Reproduce each line from the first in the data through the line that contains "Case: clean slab, lower" exactly; give nothing else.

═══

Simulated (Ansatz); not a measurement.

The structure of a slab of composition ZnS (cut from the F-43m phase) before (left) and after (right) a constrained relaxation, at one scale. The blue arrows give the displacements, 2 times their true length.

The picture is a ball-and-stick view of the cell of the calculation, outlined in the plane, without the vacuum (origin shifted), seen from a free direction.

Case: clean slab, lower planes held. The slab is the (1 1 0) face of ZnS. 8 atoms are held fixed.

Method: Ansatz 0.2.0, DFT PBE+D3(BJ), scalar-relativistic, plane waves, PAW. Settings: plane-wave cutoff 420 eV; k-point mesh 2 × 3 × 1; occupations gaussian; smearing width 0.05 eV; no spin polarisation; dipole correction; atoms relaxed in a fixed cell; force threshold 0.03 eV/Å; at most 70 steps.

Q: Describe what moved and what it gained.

═══

> **Answer section**:
Simulated (Ansatz); not a measurement.

The structure of a slab of composition ZnS (cut from the F-43m phase) before (left) and after (right) a constrained relaxation, at one scale. The blue arrows give the displacements, 2 times their true length.

The picture is a ball-and-stick view of the cell of the calculation, outlined in the plane, without the vacuum (origin shifted), seen from a free direction.

Case: clean slab, lower planes held. The slab is the (1 1 0) face of ZnS. 8 atoms are held fixed.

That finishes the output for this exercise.